→ **Brief**
The expected output is the complete listing, unchanged.

· · ·

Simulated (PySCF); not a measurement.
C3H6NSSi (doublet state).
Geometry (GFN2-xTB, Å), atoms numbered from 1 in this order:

· · ·

→ **Problem solution**
Simulated (PySCF); not a measurement.
C3H6NSSi (doublet state).
Geometry (GFN2-xTB, Å), atoms numbered from 1 in this order:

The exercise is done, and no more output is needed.